The expected output is the first line of the data below and every line after it, up to and including the line containing "0.92031 | 30.716 |", each reproduced exactly.

——————————
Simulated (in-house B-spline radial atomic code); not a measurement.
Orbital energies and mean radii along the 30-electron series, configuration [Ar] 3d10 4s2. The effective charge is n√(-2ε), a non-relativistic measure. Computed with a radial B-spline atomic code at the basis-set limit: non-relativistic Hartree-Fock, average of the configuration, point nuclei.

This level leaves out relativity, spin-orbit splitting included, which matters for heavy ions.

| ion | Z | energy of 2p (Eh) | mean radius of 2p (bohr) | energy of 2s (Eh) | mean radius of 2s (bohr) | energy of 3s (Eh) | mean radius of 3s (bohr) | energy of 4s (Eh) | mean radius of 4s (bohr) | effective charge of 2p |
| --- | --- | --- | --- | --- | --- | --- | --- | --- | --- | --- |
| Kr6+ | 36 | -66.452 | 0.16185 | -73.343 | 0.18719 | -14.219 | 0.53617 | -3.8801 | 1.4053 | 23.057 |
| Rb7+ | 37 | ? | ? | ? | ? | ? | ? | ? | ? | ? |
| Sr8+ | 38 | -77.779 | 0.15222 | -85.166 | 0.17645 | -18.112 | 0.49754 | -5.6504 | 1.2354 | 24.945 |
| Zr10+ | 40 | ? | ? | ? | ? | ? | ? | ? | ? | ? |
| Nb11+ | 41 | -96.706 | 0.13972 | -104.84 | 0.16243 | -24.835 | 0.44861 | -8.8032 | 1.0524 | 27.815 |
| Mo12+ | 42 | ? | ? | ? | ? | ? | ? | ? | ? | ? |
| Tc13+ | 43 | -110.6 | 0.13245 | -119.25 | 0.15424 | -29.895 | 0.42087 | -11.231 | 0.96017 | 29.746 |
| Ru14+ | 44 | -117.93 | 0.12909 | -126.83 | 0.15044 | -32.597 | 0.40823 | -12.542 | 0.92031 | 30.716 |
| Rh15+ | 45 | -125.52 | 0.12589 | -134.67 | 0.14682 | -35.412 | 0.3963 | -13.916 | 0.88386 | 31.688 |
——————————

RESULT >>
Simulated (in-house B-spline radial atomic code); not a measurement.
Orbital energies and mean radii along the 30-electron series, configuration [Ar] 3d10 4s2. The effective charge is n√(-2ε), a non-relativistic measure. Computed with a radial B-spline atomic code at the basis-set limit: non-relativistic Hartree-Fock, average of the configuration, point nuclei.

This level leaves out relativity, spin-orbit splitting included, which matters for heavy ions.

| ion | Z | energy of 2p (Eh) | mean radius of 2p (bohr) | energy of 2s (Eh) | mean radius of 2s (bohr) | energy of 3s (Eh) | mean radius of 3s (bohr) | energy of 4s (Eh) | mean radius of 4s (bohr) | effective charge of 2p |
| --- | --- | --- | --- | --- | --- | --- | --- | --- | --- | --- |
| Kr6+ | 36 | -66.452 | 0.16185 | -73.343 | 0.18719 | -14.219 | 0.53617 | -3.8801 | 1.4053 | 23.057 |
| Rb7+ | 37 | ? | ? | ? | ? | ? | ? | ? | ? | ? |
| Sr8+ | 38 | -77.779 | 0.15222 | -85.166 | 0.17645 | -18.112 | 0.49754 | -5.6504 | 1.2354 | 24.945 |
| Zr10+ | 40 | ? | ? | ? | ? | ? | ? | ? | ? | ? |
| Nb11+ | 41 | -96.706 | 0.13972 | -104.84 | 0.16243 | -24.835 | 0.44861 | -8.8032 | 1.0524 | 27.815 |
| Mo12+ | 42 | ? | ? | ? | ? | ? | ? | ? | ? | ? |
| Tc13+ | 43 | -110.6 | 0.13245 | -119.25 | 0.15424 | -29.895 | 0.42087 | -11.231 | 0.96017 | 29.746 |
| Ru14+ | 44 | -117.93 | 0.12909 | -126.83 | 0.15044 | -32.597 | 0.40823 | -12.542 | 0.92031 | 30.716 |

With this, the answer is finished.